ACTION ITEM:
Set the entries below down again, please. Match them exactly.

+++++

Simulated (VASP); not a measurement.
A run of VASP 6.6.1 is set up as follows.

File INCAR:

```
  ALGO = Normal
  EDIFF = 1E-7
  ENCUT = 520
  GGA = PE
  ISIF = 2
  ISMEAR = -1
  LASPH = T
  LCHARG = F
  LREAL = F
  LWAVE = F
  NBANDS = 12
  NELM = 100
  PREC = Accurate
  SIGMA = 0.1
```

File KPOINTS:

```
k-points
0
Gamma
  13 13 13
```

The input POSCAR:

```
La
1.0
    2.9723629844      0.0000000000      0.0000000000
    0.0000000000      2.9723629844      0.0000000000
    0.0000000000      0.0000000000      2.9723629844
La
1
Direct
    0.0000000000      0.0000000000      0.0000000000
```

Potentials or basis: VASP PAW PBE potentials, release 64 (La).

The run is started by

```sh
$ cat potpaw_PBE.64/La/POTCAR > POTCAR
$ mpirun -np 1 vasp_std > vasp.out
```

+++++

SOLUTION:
Simulated (VASP); not a measurement.
A run of VASP 6.6.1 is set up as follows.

File INCAR:

```
  ALGO = Normal
  EDIFF = 1E-7
  ENCUT = 520
  GGA = PE
  ISIF = 2
  ISMEAR = -1
  LASPH = T
  LCHARG = F
  LREAL = F
  LWAVE = F
  NBANDS = 12
  NELM = 100
  PREC = Accurate
  SIGMA = 0.1
```

File KPOINTS:

```
k-points
0
Gamma
  13 13 13
```

The input POSCAR:

```
La
1.0
    2.9723629844      0.0000000000      0.0000000000
    0.0000000000      2.9723629844      0.0000000000
    0.0000000000      0.0000000000      2.9723629844
La
1
Direct
    0.0000000000      0.0000000000      0.0000000000
```

Potentials or basis: VASP PAW PBE potentials, release 64 (La).

The run is started by

```sh
$ cat potpaw_PBE.64/La/POTCAR > POTCAR
$ mpirun -np 1 vasp_std > vasp.out
```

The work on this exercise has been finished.